************

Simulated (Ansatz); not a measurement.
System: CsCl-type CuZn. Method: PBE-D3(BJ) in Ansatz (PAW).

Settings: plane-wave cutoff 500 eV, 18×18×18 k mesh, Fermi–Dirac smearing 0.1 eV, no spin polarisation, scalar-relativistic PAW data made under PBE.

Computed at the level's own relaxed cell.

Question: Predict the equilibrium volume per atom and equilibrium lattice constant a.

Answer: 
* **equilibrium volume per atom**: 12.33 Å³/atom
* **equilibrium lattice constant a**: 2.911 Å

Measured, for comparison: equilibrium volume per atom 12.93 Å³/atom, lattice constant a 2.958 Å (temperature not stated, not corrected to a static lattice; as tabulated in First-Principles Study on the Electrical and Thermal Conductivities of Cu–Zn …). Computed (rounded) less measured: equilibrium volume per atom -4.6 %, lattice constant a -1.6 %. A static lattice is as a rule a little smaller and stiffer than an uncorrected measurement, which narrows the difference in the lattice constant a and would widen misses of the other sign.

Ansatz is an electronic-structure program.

************

Brief » Only the lines from the beginning of the material through the line with "a**: 2.911 Å" should appear in the answer, each copied exactly.

Written reply »
Simulated (Ansatz); not a measurement.
System: CsCl-type CuZn. Method: PBE-D3(BJ) in Ansatz (PAW).

Settings: plane-wave cutoff 500 eV, 18×18×18 k mesh, Fermi–Dirac smearing 0.1 eV, no spin polarisation, scalar-relativistic PAW data made under PBE.

Computed at the level's own relaxed cell.

Question: Predict the equilibrium volume per atom and equilibrium lattice constant a.

Answer: 
* **equilibrium volume per atom**: 12.33 Å³/atom
* **equilibrium lattice constant a**: 2.911 Å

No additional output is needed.